GIVEN ENTRIES Block Start
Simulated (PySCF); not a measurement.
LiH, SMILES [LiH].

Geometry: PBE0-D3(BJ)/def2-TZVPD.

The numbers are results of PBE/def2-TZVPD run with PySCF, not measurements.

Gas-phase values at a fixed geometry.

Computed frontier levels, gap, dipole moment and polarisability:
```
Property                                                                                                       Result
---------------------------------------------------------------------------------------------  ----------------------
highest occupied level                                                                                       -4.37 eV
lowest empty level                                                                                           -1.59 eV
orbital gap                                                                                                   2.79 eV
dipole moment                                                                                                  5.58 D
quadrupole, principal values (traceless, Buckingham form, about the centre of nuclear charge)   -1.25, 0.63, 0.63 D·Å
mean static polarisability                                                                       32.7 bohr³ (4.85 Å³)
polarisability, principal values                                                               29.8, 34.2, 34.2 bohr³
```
GIVEN ENTRIES Block End

**REQUIRED ACTION**
The listing is to be retyped in full, exactly as shown.

**TASK ANSWER**
Simulated (PySCF); not a measurement.
LiH, SMILES [LiH].

Geometry: PBE0-D3(BJ)/def2-TZVPD.

The numbers are results of PBE/def2-TZVPD run with PySCF, not measurements.

Gas-phase values at a fixed geometry.

Computed frontier levels, gap, dipole moment and polarisability:
```
Property                                                                                                       Result
---------------------------------------------------------------------------------------------  ----------------------
highest occupied level                                                                                       -4.37 eV
lowest empty level                                                                                           -1.59 eV
orbital gap                                                                                                   2.79 eV
dipole moment                                                                                                  5.58 D
quadrupole, principal values (traceless, Buckingham form, about the centre of nuclear charge)   -1.25, 0.63, 0.63 D·Å
mean static polarisability                                                                       32.7 bohr³ (4.85 Å³)
polarisability, principal values                                                               29.8, 34.2, 34.2 bohr³
```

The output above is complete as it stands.